ASSIGNMENT
The expected output is each entry, given again exactly.

PROVIDED MATERIAL
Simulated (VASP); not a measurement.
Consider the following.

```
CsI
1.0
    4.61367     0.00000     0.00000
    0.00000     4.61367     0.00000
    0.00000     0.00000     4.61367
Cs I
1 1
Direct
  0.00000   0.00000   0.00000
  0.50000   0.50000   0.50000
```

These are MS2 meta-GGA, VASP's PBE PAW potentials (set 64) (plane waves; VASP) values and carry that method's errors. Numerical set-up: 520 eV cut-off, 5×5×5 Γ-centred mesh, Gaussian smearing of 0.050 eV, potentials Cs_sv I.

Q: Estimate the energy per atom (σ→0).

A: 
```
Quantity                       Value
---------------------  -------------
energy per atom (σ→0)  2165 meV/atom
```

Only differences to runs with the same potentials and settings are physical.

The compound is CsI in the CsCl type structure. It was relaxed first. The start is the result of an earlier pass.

ANSWER SPACE
Simulated (VASP); not a measurement.
Consider the following.

```
CsI
1.0
    4.61367     0.00000     0.00000
    0.00000     4.61367     0.00000
    0.00000     0.00000     4.61367
Cs I
1 1
Direct
  0.00000   0.00000   0.00000
  0.50000   0.50000   0.50000
```

These are MS2 meta-GGA, VASP's PBE PAW potentials (set 64) (plane waves; VASP) values and carry that method's errors. Numerical set-up: 520 eV cut-off, 5×5×5 Γ-centred mesh, Gaussian smearing of 0.050 eV, potentials Cs_sv I.

Q: Estimate the energy per atom (σ→0).

A: 
```
Quantity                       Value
---------------------  -------------
energy per atom (σ→0)  2165 meV/atom
```

Only differences to runs with the same potentials and settings are physical.

The compound is CsI in the CsCl type structure. It was relaxed first. The start is the result of an earlier pass.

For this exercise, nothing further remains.